===== Given records =====
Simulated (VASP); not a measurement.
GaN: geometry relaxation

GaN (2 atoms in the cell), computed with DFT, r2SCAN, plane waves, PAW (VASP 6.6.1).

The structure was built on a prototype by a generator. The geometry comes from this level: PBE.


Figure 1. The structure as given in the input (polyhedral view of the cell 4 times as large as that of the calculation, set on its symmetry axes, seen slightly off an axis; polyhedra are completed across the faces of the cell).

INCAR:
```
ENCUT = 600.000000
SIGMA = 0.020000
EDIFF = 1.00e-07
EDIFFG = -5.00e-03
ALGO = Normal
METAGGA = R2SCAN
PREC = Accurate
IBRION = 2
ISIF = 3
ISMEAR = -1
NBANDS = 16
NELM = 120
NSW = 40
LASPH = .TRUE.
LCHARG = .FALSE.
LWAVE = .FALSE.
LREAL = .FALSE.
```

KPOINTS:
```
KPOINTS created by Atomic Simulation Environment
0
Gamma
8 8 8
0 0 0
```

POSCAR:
=====

(Activity) Return the listing word for word.

(Problem solution)
Simulated (VASP); not a measurement.
GaN: geometry relaxation

GaN (2 atoms in the cell), computed with DFT, r2SCAN, plane waves, PAW (VASP 6.6.1).

The structure was built on a prototype by a generator. The geometry comes from this level: PBE.


Figure 1. The structure as given in the input (polyhedral view of the cell 4 times as large as that of the calculation, set on its symmetry axes, seen slightly off an axis; polyhedra are completed across the faces of the cell).

INCAR:
```
ENCUT = 600.000000
SIGMA = 0.020000
EDIFF = 1.00e-07
EDIFFG = -5.00e-03
ALGO = Normal
METAGGA = R2SCAN
PREC = Accurate
IBRION = 2
ISIF = 3
ISMEAR = -1
NBANDS = 16
NELM = 120
NSW = 40
LASPH = .TRUE.
LCHARG = .FALSE.
LWAVE = .FALSE.
LREAL = .FALSE.
```

KPOINTS:
```
KPOINTS created by Atomic Simulation Environment
0
Gamma
8 8 8
0 0 0
```

POSCAR:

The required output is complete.